- [Exercise] Once you have read the data below, please repeat all of it exactly.

- [Stored data]
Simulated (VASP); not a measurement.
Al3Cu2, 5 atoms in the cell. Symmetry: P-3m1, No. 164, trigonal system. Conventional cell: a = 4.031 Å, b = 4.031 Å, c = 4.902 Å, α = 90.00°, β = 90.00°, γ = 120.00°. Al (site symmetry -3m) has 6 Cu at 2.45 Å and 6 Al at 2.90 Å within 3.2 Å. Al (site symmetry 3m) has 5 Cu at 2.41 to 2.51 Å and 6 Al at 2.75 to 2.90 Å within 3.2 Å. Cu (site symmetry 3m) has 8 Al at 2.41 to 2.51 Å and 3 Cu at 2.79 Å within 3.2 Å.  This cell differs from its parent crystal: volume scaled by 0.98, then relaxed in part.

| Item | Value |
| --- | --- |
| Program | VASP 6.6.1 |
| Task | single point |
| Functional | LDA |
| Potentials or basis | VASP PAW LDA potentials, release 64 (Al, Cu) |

- [Written reply]
Simulated (VASP); not a measurement.
Al3Cu2, 5 atoms in the cell. Symmetry: P-3m1, No. 164, trigonal system. Conventional cell: a = 4.031 Å, b = 4.031 Å, c = 4.902 Å, α = 90.00°, β = 90.00°, γ = 120.00°. Al (site symmetry -3m) has 6 Cu at 2.45 Å and 6 Al at 2.90 Å within 3.2 Å. Al (site symmetry 3m) has 5 Cu at 2.41 to 2.51 Å and 6 Al at 2.75 to 2.90 Å within 3.2 Å. Cu (site symmetry 3m) has 8 Al at 2.41 to 2.51 Å and 3 Cu at 2.79 Å within 3.2 Å.  This cell differs from its parent crystal: volume scaled by 0.98, then relaxed in part.

| Item | Value |
| --- | --- |
| Program | VASP 6.6.1 |
| Task | single point |
| Functional | LDA |
| Potentials or basis | VASP PAW LDA potentials, release 64 (Al, Cu) |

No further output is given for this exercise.